Segment Start: Data

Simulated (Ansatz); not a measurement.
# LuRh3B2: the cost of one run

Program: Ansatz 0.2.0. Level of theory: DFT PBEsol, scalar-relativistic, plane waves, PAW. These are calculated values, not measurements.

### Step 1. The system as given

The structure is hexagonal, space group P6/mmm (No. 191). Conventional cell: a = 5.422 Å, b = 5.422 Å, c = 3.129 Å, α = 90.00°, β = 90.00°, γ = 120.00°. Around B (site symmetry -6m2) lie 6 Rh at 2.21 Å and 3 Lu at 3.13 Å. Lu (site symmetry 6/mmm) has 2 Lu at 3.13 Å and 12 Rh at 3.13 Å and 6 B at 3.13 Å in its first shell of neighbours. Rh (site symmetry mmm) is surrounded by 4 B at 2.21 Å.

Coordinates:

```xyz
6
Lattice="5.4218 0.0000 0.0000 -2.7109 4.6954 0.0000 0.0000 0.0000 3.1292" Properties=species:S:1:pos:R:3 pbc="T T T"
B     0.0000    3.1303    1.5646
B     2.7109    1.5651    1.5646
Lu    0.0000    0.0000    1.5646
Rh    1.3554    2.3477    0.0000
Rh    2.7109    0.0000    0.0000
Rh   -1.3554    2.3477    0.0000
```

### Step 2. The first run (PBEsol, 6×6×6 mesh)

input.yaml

Segment End: Data

> _Work item_:
Your reply must be the entries above, returned word for word.

> _Solution_:
Simulated (Ansatz); not a measurement.
# LuRh3B2: the cost of one run

Program: Ansatz 0.2.0. Level of theory: DFT PBEsol, scalar-relativistic, plane waves, PAW. These are calculated values, not measurements.

### Step 1. The system as given

The structure is hexagonal, space group P6/mmm (No. 191). Conventional cell: a = 5.422 Å, b = 5.422 Å, c = 3.129 Å, α = 90.00°, β = 90.00°, γ = 120.00°. Around B (site symmetry -6m2) lie 6 Rh at 2.21 Å and 3 Lu at 3.13 Å. Lu (site symmetry 6/mmm) has 2 Lu at 3.13 Å and 12 Rh at 3.13 Å and 6 B at 3.13 Å in its first shell of neighbours. Rh (site symmetry mmm) is surrounded by 4 B at 2.21 Å.

Coordinates:

```xyz
6
Lattice="5.4218 0.0000 0.0000 -2.7109 4.6954 0.0000 0.0000 0.0000 3.1292" Properties=species:S:1:pos:R:3 pbc="T T T"
B     0.0000    3.1303    1.5646
B     2.7109    1.5651    1.5646
Lu    0.0000    0.0000    1.5646
Rh    1.3554    2.3477    0.0000
Rh    2.7109    0.0000    0.0000
Rh   -1.3554    2.3477    0.0000
```

### Step 2. The first run (PBEsol, 6×6×6 mesh)

input.yaml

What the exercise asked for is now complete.